(Required action)
Only the lines from the top of the data through the line with "Constitutional and geometric" should be repeated, each exactly as written.

━━━━

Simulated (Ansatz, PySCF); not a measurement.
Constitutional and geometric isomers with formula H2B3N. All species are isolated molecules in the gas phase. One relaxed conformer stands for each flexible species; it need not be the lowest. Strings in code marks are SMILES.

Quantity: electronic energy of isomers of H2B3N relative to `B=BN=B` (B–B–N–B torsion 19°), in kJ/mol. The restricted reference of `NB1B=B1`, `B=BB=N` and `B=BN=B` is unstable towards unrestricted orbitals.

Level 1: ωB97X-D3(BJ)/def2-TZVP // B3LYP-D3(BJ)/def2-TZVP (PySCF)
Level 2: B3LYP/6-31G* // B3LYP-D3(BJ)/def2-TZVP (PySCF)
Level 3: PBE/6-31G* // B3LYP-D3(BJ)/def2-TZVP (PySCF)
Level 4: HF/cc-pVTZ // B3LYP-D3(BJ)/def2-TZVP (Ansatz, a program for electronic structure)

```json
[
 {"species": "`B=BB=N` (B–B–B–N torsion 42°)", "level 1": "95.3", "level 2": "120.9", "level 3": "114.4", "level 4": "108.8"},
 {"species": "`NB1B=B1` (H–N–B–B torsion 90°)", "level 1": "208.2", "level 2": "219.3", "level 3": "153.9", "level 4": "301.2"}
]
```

━━━━

(Your solution)
Simulated (Ansatz, PySCF); not a measurement.
Constitutional and geometric isomers with formula H2B3N. All species are isolated molecules in the gas phase. One relaxed conformer stands for each flexible species; it need not be the lowest. Strings in code marks are SMILES.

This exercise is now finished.